» **PROVIDED INFORMATION**
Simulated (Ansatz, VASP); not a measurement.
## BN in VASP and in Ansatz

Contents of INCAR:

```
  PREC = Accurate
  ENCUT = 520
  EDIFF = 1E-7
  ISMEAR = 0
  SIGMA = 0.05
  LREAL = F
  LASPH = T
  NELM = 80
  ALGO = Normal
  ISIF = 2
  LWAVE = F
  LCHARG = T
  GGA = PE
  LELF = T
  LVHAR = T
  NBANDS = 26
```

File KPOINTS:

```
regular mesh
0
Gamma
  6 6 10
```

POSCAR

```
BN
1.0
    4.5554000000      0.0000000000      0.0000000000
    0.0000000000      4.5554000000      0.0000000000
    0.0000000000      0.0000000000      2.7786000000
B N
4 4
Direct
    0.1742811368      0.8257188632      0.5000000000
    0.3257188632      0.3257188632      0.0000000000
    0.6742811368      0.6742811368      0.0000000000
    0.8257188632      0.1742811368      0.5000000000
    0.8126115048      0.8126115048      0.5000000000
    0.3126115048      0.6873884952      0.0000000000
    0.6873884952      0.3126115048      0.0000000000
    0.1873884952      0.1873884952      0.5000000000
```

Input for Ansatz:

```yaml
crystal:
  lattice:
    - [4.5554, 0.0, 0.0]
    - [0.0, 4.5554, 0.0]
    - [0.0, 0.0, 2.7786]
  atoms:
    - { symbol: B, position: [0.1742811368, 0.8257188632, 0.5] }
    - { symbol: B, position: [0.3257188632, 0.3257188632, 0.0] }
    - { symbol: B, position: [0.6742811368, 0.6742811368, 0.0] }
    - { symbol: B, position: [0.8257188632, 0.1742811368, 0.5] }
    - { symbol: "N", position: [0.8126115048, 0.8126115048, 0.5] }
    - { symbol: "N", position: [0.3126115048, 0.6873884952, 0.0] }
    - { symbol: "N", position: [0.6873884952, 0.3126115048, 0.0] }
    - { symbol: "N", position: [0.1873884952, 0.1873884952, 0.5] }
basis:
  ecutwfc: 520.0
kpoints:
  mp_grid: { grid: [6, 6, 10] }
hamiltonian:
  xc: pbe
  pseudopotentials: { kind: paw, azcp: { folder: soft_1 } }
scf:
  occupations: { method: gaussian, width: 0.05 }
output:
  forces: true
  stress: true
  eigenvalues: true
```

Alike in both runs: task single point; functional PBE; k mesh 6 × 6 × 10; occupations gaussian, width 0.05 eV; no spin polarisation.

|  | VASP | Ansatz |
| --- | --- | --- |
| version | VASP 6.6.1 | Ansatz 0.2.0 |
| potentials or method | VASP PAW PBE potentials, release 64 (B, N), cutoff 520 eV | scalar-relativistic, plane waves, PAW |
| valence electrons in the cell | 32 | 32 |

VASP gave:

» **WORK TASK**
Everything from the line with "Alike in both" through the line with "cell | 32 | 32 |" should be written out exactly as it appears above, end lines included, and nothing outside that range.

» **WRITTEN RESPONSE**
Alike in both runs: task single point; functional PBE; k mesh 6 × 6 × 10; occupations gaussian, width 0.05 eV; no spin polarisation.

|  | VASP | Ansatz |
| --- | --- | --- |
| version | VASP 6.6.1 | Ansatz 0.2.0 |
| potentials or method | VASP PAW PBE potentials, release 64 (B, N), cutoff 520 eV | scalar-relativistic, plane waves, PAW |
| valence electrons in the cell | 32 | 32 |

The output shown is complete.